- Brief
Start the output with the opening line of the listing below and continue, reproducing each line exactly, up to and including the line that contains "change on relaxing?".

- Information
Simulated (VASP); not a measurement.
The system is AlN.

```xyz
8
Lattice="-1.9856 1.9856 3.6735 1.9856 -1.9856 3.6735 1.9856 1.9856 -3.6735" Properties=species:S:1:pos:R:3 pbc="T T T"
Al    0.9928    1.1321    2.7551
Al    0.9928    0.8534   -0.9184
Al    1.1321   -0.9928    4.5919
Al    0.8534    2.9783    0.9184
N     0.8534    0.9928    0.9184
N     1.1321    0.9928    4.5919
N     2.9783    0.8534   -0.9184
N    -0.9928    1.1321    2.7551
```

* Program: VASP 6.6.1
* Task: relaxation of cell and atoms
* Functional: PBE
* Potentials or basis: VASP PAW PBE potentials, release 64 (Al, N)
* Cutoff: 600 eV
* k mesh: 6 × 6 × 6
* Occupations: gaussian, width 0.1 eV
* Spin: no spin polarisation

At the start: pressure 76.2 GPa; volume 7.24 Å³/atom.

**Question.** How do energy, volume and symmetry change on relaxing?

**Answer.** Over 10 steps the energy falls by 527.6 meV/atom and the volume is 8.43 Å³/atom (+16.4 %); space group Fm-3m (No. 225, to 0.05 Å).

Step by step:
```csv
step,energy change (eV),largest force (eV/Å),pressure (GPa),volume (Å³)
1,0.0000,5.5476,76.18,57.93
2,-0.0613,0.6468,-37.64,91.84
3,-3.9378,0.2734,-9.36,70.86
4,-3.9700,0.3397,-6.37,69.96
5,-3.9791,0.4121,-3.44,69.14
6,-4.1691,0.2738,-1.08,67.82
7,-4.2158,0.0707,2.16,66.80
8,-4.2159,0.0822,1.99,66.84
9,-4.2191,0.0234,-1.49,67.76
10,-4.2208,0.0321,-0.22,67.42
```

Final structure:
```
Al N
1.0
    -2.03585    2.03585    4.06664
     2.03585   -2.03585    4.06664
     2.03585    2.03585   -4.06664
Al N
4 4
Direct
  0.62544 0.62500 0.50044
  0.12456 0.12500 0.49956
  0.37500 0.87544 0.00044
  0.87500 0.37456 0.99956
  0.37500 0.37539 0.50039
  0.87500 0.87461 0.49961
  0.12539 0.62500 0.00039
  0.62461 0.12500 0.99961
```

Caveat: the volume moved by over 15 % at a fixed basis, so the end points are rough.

- Reply
Simulated (VASP); not a measurement.
The system is AlN.

```xyz
8
Lattice="-1.9856 1.9856 3.6735 1.9856 -1.9856 3.6735 1.9856 1.9856 -3.6735" Properties=species:S:1:pos:R:3 pbc="T T T"
Al    0.9928    1.1321    2.7551
Al    0.9928    0.8534   -0.9184
Al    1.1321   -0.9928    4.5919
Al    0.8534    2.9783    0.9184
N     0.8534    0.9928    0.9184
N     1.1321    0.9928    4.5919
N     2.9783    0.8534   -0.9184
N    -0.9928    1.1321    2.7551
```

* Program: VASP 6.6.1
* Task: relaxation of cell and atoms
* Functional: PBE
* Potentials or basis: VASP PAW PBE potentials, release 64 (Al, N)
* Cutoff: 600 eV
* k mesh: 6 × 6 × 6
* Occupations: gaussian, width 0.1 eV
* Spin: no spin polarisation

At the start: pressure 76.2 GPa; volume 7.24 Å³/atom.

**Question.** How do energy, volume and symmetry change on relaxing?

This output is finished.